▶ [Work item]: Restate the material verbatim, every line included.

▶ [Extracted material]:
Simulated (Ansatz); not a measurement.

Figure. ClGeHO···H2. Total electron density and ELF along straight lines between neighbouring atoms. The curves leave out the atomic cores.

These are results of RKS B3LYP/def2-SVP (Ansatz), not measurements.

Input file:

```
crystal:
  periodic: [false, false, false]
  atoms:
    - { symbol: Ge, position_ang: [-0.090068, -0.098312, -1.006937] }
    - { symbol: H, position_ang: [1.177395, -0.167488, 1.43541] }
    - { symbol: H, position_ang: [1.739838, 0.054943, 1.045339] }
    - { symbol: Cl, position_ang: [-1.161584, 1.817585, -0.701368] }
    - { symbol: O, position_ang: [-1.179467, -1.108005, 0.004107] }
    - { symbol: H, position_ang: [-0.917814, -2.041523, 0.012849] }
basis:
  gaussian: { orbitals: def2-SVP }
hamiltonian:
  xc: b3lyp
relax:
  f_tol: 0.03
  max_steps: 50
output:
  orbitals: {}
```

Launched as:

▶ [Solution]:
Simulated (Ansatz); not a measurement.

Figure. ClGeHO···H2. Total electron density and ELF along straight lines between neighbouring atoms. The curves leave out the atomic cores.

These are results of RKS B3LYP/def2-SVP (Ansatz), not measurements.

Input file:

```
crystal:
  periodic: [false, false, false]
  atoms:
    - { symbol: Ge, position_ang: [-0.090068, -0.098312, -1.006937] }
    - { symbol: H, position_ang: [1.177395, -0.167488, 1.43541] }
    - { symbol: H, position_ang: [1.739838, 0.054943, 1.045339] }
    - { symbol: Cl, position_ang: [-1.161584, 1.817585, -0.701368] }
    - { symbol: O, position_ang: [-1.179467, -1.108005, 0.004107] }
    - { symbol: H, position_ang: [-0.917814, -2.041523, 0.012849] }
basis:
  gaussian: { orbitals: def2-SVP }
hamiltonian:
  xc: b3lyp
relax:
  f_tol: 0.03
  max_steps: 50
output:
  orbitals: {}
```

Launched as:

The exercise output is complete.